**ENTRIES SUPPLIED:**
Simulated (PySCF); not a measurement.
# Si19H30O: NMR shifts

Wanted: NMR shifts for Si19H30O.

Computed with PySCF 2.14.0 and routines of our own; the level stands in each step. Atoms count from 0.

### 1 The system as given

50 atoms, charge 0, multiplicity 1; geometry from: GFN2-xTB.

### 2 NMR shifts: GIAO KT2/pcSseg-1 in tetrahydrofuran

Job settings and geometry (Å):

**REQUIREMENT:** All records shown above are to be output exactly.

**YOUR SOLUTION:**
Simulated (PySCF); not a measurement.
# Si19H30O: NMR shifts

Wanted: NMR shifts for Si19H30O.

Computed with PySCF 2.14.0 and routines of our own; the level stands in each step. Atoms count from 0.

### 1 The system as given

50 atoms, charge 0, multiplicity 1; geometry from: GFN2-xTB.

### 2 NMR shifts: GIAO KT2/pcSseg-1 in tetrahydrofuran

Job settings and geometry (Å):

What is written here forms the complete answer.